● **Requirement**:
Copy exactly the lines of the data below that run from the line holding "Adding salt: a" through the line holding "Sphere and flat", both ends included.

● **Extracted information**:
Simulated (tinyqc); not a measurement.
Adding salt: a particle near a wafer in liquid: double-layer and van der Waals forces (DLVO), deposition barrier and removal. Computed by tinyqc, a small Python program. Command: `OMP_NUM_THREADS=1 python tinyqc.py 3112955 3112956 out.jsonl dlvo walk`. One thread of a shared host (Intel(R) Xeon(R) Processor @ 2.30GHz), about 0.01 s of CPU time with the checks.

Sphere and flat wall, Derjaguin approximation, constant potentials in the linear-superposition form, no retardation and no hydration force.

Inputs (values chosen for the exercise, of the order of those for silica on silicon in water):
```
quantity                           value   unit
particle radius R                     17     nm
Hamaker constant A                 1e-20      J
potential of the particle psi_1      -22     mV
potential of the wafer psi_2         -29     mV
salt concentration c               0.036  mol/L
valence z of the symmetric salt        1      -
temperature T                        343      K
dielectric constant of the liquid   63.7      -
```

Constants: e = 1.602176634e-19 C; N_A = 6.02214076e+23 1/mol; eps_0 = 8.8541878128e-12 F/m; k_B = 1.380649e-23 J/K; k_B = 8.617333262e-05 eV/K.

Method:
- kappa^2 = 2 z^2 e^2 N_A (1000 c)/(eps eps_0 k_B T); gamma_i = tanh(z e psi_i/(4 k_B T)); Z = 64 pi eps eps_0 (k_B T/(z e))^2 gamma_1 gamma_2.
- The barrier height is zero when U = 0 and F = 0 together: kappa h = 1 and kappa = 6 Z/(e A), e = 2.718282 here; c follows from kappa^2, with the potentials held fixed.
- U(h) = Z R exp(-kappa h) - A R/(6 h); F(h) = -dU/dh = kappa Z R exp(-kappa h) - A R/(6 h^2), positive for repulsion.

● **Result**:
Adding salt: a particle near a wafer in liquid: double-layer and van der Waals forces (DLVO), deposition barrier and removal. Computed by tinyqc, a small Python program. Command: `OMP_NUM_THREADS=1 python tinyqc.py 3112955 3112956 out.jsonl dlvo walk`. One thread of a shared host (Intel(R) Xeon(R) Processor @ 2.30GHz), about 0.01 s of CPU time with the checks.

Sphere and flat wall, Derjaguin approximation, constant potentials in the linear-superposition form, no retardation and no hydration force.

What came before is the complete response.